Take the entries below and print only the lines from the one with "-242.56554 | yes |" through the one with "-242.13187 | yes |", exactly as they stand, both ends included.

+++ Given data

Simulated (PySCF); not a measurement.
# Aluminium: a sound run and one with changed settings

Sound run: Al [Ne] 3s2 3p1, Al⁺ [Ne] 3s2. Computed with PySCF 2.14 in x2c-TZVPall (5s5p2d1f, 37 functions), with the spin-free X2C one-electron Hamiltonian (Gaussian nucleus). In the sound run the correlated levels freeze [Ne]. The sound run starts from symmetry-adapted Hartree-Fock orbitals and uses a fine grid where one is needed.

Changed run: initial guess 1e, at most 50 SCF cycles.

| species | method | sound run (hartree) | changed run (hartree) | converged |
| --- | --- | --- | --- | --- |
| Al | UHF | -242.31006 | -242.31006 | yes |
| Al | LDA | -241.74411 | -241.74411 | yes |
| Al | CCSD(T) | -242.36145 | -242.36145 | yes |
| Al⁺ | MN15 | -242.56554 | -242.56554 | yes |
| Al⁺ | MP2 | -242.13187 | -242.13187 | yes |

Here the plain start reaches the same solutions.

++++++

*Answer section*
| Al⁺ | MN15 | -242.56554 | -242.56554 | yes |
| Al⁺ | MP2 | -242.13187 | -242.13187 | yes |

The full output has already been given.